> **Brief**:
All lines from the opening of the entries below through the line containing "Harmonic frequencies (cm⁻¹): 1055 2446 2458." must be output exactly as they appear, with no other lines.

> **Information provided**:
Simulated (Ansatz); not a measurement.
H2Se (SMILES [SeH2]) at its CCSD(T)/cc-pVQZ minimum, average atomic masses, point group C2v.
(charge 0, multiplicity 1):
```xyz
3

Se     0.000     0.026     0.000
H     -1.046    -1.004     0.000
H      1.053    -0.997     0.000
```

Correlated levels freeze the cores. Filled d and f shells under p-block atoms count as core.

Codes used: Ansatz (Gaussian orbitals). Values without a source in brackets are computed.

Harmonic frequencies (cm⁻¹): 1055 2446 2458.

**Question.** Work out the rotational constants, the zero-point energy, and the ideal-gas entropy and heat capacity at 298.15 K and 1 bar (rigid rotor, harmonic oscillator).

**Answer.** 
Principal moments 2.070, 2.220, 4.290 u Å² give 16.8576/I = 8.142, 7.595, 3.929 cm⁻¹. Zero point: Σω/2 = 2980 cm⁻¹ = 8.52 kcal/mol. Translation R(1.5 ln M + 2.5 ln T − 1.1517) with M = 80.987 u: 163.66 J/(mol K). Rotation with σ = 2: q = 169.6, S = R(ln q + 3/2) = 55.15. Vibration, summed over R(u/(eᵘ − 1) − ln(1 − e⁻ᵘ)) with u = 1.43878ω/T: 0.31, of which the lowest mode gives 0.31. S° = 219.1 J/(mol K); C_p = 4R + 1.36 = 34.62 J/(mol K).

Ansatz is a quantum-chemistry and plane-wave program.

> **Problem solution**:
Simulated (Ansatz); not a measurement.
H2Se (SMILES [SeH2]) at its CCSD(T)/cc-pVQZ minimum, average atomic masses, point group C2v.
(charge 0, multiplicity 1):
```xyz
3

Se     0.000     0.026     0.000
H     -1.046    -1.004     0.000
H      1.053    -0.997     0.000
```

Correlated levels freeze the cores. Filled d and f shells under p-block atoms count as core.

Codes used: Ansatz (Gaussian orbitals). Values without a source in brackets are computed.

Harmonic frequencies (cm⁻¹): 1055 2446 2458.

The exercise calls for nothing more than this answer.